* BRIEF
Each line from the start of the data below through the one containing "Geometry: ωB97X-D3(BJ)/def2-SVP. Other" must be reproduced exactly.

*** Opening of DATA EXCERPTS ***

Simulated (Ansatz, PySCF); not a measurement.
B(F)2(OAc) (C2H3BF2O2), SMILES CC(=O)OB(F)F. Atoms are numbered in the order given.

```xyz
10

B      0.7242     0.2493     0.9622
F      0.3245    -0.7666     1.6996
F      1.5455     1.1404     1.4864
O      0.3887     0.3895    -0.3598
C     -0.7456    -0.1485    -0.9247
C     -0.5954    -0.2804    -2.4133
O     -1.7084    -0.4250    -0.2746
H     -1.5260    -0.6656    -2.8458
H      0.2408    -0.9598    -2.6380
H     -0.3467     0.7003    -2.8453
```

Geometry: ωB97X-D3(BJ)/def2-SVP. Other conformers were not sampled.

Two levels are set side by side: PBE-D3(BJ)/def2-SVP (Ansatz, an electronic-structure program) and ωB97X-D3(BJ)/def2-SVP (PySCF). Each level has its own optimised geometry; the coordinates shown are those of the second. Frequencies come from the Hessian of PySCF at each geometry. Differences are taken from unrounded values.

*** Close of DATA EXCERPTS ***

* TASK RESPONSE
Simulated (Ansatz, PySCF); not a measurement.
B(F)2(OAc) (C2H3BF2O2), SMILES CC(=O)OB(F)F. Atoms are numbered in the order given.

```xyz
10

B      0.7242     0.2493     0.9622
F      0.3245    -0.7666     1.6996
F      1.5455     1.1404     1.4864
O      0.3887     0.3895    -0.3598
C     -0.7456    -0.1485    -0.9247
C     -0.5954    -0.2804    -2.4133
O     -1.7084    -0.4250    -0.2746
H     -1.5260    -0.6656    -2.8458
H      0.2408    -0.9598    -2.6380
H     -0.3467     0.7003    -2.8453
```

Geometry: ωB97X-D3(BJ)/def2-SVP. Other conformers were not sampled.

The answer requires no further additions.